BRIEF: Would you please copy out each entry exactly?

EXERCISE DATA:
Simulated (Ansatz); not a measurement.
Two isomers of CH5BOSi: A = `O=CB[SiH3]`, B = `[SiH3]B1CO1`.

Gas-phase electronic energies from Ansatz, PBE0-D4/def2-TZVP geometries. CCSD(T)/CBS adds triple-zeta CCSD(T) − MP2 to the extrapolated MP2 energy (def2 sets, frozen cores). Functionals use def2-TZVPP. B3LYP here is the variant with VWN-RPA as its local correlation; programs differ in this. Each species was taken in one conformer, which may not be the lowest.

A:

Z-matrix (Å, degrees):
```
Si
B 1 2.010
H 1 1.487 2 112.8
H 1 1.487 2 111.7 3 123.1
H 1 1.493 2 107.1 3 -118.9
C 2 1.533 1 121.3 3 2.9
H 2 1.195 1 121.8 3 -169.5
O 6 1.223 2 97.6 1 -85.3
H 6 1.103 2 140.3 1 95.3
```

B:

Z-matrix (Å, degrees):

TASK RESPONSE:
Simulated (Ansatz); not a measurement.
Two isomers of CH5BOSi: A = `O=CB[SiH3]`, B = `[SiH3]B1CO1`.

Gas-phase electronic energies from Ansatz, PBE0-D4/def2-TZVP geometries. CCSD(T)/CBS adds triple-zeta CCSD(T) − MP2 to the extrapolated MP2 energy (def2 sets, frozen cores). Functionals use def2-TZVPP. B3LYP here is the variant with VWN-RPA as its local correlation; programs differ in this. Each species was taken in one conformer, which may not be the lowest.

A:

Z-matrix (Å, degrees):
```
Si
B 1 2.010
H 1 1.487 2 112.8
H 1 1.487 2 111.7 3 123.1
H 1 1.493 2 107.1 3 -118.9
C 2 1.533 1 121.3 3 2.9
H 2 1.195 1 121.8 3 -169.5
O 6 1.223 2 97.6 1 -85.3
H 6 1.103 2 140.3 1 95.3
```

B:

Z-matrix (Å, degrees):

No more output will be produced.